> [Exercise]: Your answer must be an exact copy of all the entries.

+++ Information given +++

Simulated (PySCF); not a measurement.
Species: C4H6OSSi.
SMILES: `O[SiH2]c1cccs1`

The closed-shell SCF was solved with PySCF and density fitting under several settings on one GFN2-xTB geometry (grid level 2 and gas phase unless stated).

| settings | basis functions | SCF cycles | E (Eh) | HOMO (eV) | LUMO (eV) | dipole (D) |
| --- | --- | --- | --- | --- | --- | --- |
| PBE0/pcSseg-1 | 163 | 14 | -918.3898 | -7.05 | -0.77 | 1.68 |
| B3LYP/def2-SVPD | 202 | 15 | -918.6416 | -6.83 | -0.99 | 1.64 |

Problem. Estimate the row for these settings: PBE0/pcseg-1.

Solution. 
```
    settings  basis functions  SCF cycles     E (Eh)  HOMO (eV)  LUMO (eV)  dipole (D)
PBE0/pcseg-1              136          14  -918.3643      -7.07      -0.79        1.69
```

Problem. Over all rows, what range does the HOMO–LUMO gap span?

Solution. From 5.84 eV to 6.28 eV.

+++

> [Written reply]:
Simulated (PySCF); not a measurement.
Species: C4H6OSSi.
SMILES: `O[SiH2]c1cccs1`

The closed-shell SCF was solved with PySCF and density fitting under several settings on one GFN2-xTB geometry (grid level 2 and gas phase unless stated).

| settings | basis functions | SCF cycles | E (Eh) | HOMO (eV) | LUMO (eV) | dipole (D) |
| --- | --- | --- | --- | --- | --- | --- |
| PBE0/pcSseg-1 | 163 | 14 | -918.3898 | -7.05 | -0.77 | 1.68 |
| B3LYP/def2-SVPD | 202 | 15 | -918.6416 | -6.83 | -0.99 | 1.64 |

Problem. Estimate the row for these settings: PBE0/pcseg-1.

Solution. 
```
    settings  basis functions  SCF cycles     E (Eh)  HOMO (eV)  LUMO (eV)  dipole (D)
PBE0/pcseg-1              136          14  -918.3643      -7.07      -0.79        1.69
```

Problem. Over all rows, what range does the HOMO–LUMO gap span?

Solution. From 5.84 eV to 6.28 eV.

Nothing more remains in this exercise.